• **ACTION ITEM**:
Transcribe each record below character for character.

=-=-=-=-=

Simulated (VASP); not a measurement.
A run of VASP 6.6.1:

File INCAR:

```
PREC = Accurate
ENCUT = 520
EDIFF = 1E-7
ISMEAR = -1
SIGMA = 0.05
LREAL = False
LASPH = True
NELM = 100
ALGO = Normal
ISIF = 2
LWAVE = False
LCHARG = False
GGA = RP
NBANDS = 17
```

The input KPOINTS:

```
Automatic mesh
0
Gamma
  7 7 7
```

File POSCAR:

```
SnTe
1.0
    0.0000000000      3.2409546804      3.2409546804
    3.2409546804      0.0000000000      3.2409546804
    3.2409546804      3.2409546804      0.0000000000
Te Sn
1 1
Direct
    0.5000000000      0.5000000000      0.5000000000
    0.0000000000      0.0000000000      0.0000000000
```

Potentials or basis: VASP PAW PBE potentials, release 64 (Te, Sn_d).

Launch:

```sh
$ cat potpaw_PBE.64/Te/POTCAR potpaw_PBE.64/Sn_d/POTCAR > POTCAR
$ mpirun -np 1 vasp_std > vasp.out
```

=-=-=-=-=

• **EXERCISE RESULT**:
Simulated (VASP); not a measurement.
A run of VASP 6.6.1:

File INCAR:

```
PREC = Accurate
ENCUT = 520
EDIFF = 1E-7
ISMEAR = -1
SIGMA = 0.05
LREAL = False
LASPH = True
NELM = 100
ALGO = Normal
ISIF = 2
LWAVE = False
LCHARG = False
GGA = RP
NBANDS = 17
```

The input KPOINTS:

```
Automatic mesh
0
Gamma
  7 7 7
```

File POSCAR:

```
SnTe
1.0
    0.0000000000      3.2409546804      3.2409546804
    3.2409546804      0.0000000000      3.2409546804
    3.2409546804      3.2409546804      0.0000000000
Te Sn
1 1
Direct
    0.5000000000      0.5000000000      0.5000000000
    0.0000000000      0.0000000000      0.0000000000
```

Potentials or basis: VASP PAW PBE potentials, release 64 (Te, Sn_d).

Launch:

```sh
$ cat potpaw_PBE.64/Te/POTCAR potpaw_PBE.64/Sn_d/POTCAR > POTCAR
$ mpirun -np 1 vasp_std > vasp.out
```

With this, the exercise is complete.